Task item ▸
Nothing is to be altered. Print each record in full.

=== Section Start ===

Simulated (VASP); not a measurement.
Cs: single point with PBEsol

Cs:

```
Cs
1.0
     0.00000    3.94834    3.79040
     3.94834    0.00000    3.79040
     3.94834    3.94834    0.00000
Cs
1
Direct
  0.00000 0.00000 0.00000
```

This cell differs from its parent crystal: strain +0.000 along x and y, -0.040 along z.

=== Section End ===

Result ▸
Simulated (VASP); not a measurement.
Cs: single point with PBEsol

Cs:

```
Cs
1.0
     0.00000    3.94834    3.79040
     3.94834    0.00000    3.79040
     3.94834    3.94834    0.00000
Cs
1
Direct
  0.00000 0.00000 0.00000
```

This cell differs from its parent crystal: strain +0.000 along x and y, -0.040 along z.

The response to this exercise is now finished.